◆ ◆ ◆

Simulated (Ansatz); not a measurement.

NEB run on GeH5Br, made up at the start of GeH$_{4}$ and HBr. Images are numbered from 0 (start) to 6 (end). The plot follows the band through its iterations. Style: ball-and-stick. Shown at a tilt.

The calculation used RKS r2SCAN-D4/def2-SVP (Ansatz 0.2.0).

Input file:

◆ ◆ ◆

• TASK ITEM: Looking back over the data above, restate word for word the lines that begin at the line with "NEB run on GeH5Br, made" and end at the line with "The calculation used", inclusive.

• EXERCISE ANSWER:
NEB run on GeH5Br, made up at the start of GeH$_{4}$ and HBr. Images are numbered from 0 (start) to 6 (end). The plot follows the band through its iterations. Style: ball-and-stick. Shown at a tilt.

The calculation used RKS r2SCAN-D4/def2-SVP (Ansatz 0.2.0).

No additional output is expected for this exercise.